=== Assignment ===
From the first line of the records through the line containing "Cut off at 0.1", retype every line exactly and nothing else.

·····

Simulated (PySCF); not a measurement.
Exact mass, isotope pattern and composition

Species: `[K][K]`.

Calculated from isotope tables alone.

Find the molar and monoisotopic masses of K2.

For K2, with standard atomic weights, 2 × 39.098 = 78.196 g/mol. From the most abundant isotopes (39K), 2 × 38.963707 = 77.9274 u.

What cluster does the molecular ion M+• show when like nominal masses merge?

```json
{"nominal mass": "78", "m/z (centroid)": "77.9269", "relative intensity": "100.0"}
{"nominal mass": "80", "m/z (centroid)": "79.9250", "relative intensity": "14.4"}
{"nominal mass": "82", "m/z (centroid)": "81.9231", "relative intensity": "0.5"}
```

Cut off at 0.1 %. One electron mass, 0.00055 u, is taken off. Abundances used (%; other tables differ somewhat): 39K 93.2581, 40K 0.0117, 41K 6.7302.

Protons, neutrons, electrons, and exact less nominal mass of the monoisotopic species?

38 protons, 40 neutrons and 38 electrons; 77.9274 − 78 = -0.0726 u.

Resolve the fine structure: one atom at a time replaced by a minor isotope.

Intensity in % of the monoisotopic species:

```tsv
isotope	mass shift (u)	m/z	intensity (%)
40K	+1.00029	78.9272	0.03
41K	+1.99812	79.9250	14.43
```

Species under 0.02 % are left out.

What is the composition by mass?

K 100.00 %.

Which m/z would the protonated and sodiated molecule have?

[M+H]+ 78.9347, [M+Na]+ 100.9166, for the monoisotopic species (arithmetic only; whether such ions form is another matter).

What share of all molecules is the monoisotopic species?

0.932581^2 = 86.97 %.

·····

=== Written answer ===
Simulated (PySCF); not a measurement.
Exact mass, isotope pattern and composition

Species: `[K][K]`.

Calculated from isotope tables alone.

Find the molar and monoisotopic masses of K2.

For K2, with standard atomic weights, 2 × 39.098 = 78.196 g/mol. From the most abundant isotopes (39K), 2 × 38.963707 = 77.9274 u.

What cluster does the molecular ion M+• show when like nominal masses merge?

```json
{"nominal mass": "78", "m/z (centroid)": "77.9269", "relative intensity": "100.0"}
{"nominal mass": "80", "m/z (centroid)": "79.9250", "relative intensity": "14.4"}
{"nominal mass": "82", "m/z (centroid)": "81.9231", "relative intensity": "0.5"}
```

Cut off at 0.1 %. One electron mass, 0.00055 u, is taken off. Abundances used (%; other tables differ somewhat): 39K 93.2581, 40K 0.0117, 41K 6.7302.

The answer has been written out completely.